= Dataset content =
•••
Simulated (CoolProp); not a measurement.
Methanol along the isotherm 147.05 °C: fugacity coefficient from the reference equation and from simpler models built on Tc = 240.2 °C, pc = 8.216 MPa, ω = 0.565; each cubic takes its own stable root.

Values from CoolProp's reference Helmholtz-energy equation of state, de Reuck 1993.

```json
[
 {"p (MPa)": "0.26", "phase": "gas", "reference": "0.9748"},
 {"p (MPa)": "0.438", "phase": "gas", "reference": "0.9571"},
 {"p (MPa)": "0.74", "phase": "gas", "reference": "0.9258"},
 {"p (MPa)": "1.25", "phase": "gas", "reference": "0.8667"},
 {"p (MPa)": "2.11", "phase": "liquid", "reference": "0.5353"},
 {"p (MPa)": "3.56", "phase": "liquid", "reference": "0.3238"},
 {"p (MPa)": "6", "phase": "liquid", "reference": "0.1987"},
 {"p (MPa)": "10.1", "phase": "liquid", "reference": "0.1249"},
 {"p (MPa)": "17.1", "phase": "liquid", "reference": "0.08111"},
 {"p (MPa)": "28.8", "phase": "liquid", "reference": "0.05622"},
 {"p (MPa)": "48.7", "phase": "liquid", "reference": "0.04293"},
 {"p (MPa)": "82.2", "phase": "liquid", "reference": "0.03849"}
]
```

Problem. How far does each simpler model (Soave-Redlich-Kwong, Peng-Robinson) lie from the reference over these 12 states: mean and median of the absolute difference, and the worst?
•••

= Assignment =
The expected answer is the complete material, restated exactly.

= Problem solution =
Simulated (CoolProp); not a measurement.
Methanol along the isotherm 147.05 °C: fugacity coefficient from the reference equation and from simpler models built on Tc = 240.2 °C, pc = 8.216 MPa, ω = 0.565; each cubic takes its own stable root.

Values from CoolProp's reference Helmholtz-energy equation of state, de Reuck 1993.

```json
[
 {"p (MPa)": "0.26", "phase": "gas", "reference": "0.9748"},
 {"p (MPa)": "0.438", "phase": "gas", "reference": "0.9571"},
 {"p (MPa)": "0.74", "phase": "gas", "reference": "0.9258"},
 {"p (MPa)": "1.25", "phase": "gas", "reference": "0.8667"},
 {"p (MPa)": "2.11", "phase": "liquid", "reference": "0.5353"},
 {"p (MPa)": "3.56", "phase": "liquid", "reference": "0.3238"},
 {"p (MPa)": "6", "phase": "liquid", "reference": "0.1987"},
 {"p (MPa)": "10.1", "phase": "liquid", "reference": "0.1249"},
 {"p (MPa)": "17.1", "phase": "liquid", "reference": "0.08111"},
 {"p (MPa)": "28.8", "phase": "liquid", "reference": "0.05622"},
 {"p (MPa)": "48.7", "phase": "liquid", "reference": "0.04293"},
 {"p (MPa)": "82.2", "phase": "liquid", "reference": "0.03849"}
]
```

Problem. How far does each simpler model (Soave-Redlich-Kwong, Peng-Robinson) lie from the reference over these 12 states: mean and median of the absolute difference, and the worst?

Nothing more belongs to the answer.